▶ **Assigned task**
Everything from the first line of the records to the line containing "All numbers are", inclusive, is to be extracted exactly, and nothing more.

▶ **Material shown**
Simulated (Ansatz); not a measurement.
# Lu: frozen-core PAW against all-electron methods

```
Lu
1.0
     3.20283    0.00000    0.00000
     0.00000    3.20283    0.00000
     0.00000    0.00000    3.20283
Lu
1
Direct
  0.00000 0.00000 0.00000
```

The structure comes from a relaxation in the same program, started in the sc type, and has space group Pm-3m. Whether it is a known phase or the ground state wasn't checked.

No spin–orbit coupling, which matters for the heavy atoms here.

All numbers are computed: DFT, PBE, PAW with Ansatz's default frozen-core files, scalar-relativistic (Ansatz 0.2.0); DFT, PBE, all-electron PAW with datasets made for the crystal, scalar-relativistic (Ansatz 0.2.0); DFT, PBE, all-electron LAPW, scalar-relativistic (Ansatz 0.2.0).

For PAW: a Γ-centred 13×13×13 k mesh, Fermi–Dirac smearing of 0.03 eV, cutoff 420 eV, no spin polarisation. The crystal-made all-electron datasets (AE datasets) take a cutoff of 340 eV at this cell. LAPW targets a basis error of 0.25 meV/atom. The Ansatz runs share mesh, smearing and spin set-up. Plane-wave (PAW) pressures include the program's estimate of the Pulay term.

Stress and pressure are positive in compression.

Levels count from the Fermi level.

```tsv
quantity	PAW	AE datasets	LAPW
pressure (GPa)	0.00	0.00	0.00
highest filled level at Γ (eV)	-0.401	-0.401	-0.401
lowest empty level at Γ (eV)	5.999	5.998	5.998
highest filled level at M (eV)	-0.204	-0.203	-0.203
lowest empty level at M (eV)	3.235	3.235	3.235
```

▶ **Answer area**
Simulated (Ansatz); not a measurement.
# Lu: frozen-core PAW against all-electron methods

```
Lu
1.0
     3.20283    0.00000    0.00000
     0.00000    3.20283    0.00000
     0.00000    0.00000    3.20283
Lu
1
Direct
  0.00000 0.00000 0.00000
```

The structure comes from a relaxation in the same program, started in the sc type, and has space group Pm-3m. Whether it is a known phase or the ground state wasn't checked.

No spin–orbit coupling, which matters for the heavy atoms here.

All numbers are computed: DFT, PBE, PAW with Ansatz's default frozen-core files, scalar-relativistic (Ansatz 0.2.0); DFT, PBE, all-electron PAW with datasets made for the crystal, scalar-relativistic (Ansatz 0.2.0); DFT, PBE, all-electron LAPW, scalar-relativistic (Ansatz 0.2.0).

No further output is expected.